Brief =
Going down the listing below, print exactly each line from the one with "Single points on" up to and including the one with "Problem. How much", and skip the rest.

Supplied entries =
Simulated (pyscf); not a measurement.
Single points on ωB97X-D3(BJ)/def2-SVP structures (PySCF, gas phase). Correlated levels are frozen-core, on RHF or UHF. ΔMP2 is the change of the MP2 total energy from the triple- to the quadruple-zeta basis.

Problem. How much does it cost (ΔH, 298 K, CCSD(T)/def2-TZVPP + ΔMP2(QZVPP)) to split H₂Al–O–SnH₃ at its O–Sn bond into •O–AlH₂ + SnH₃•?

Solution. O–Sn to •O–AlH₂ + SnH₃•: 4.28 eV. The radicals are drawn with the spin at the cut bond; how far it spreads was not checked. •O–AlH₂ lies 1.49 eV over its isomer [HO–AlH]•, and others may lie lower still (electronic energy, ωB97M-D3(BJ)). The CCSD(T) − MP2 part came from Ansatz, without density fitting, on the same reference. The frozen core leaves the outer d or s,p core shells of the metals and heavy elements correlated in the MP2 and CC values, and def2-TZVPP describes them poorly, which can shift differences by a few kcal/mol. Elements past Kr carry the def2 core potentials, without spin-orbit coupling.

Your solution =
Single points on ωB97X-D3(BJ)/def2-SVP structures (PySCF, gas phase). Correlated levels are frozen-core, on RHF or UHF. ΔMP2 is the change of the MP2 total energy from the triple- to the quadruple-zeta basis.

Problem. How much does it cost (ΔH, 298 K, CCSD(T)/def2-TZVPP + ΔMP2(QZVPP)) to split H₂Al–O–SnH₃ at its O–Sn bond into •O–AlH₂ + SnH₃•?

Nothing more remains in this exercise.